● **Task item**
Return the full listing, character for character.

>>>>>
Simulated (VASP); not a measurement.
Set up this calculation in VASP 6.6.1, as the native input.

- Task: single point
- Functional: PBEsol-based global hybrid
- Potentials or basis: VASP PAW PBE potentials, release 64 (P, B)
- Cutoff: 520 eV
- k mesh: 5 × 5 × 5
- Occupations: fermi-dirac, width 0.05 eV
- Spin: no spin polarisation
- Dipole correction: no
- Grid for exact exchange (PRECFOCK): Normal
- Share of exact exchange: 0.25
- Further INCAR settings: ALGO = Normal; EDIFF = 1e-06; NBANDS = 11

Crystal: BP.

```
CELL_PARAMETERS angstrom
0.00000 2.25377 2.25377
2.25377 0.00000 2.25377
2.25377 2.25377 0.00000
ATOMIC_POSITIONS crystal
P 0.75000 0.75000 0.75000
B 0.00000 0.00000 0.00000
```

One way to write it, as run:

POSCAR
<<<<<

● **Exercise result**
Simulated (VASP); not a measurement.
Set up this calculation in VASP 6.6.1, as the native input.

- Task: single point
- Functional: PBEsol-based global hybrid
- Potentials or basis: VASP PAW PBE potentials, release 64 (P, B)
- Cutoff: 520 eV
- k mesh: 5 × 5 × 5
- Occupations: fermi-dirac, width 0.05 eV
- Spin: no spin polarisation
- Dipole correction: no
- Grid for exact exchange (PRECFOCK): Normal
- Share of exact exchange: 0.25
- Further INCAR settings: ALGO = Normal; EDIFF = 1e-06; NBANDS = 11

Crystal: BP.

```
CELL_PARAMETERS angstrom
0.00000 2.25377 2.25377
2.25377 0.00000 2.25377
2.25377 2.25377 0.00000
ATOMIC_POSITIONS crystal
P 0.75000 0.75000 0.75000
B 0.00000 0.00000 0.00000
```

One way to write it, as run:

POSCAR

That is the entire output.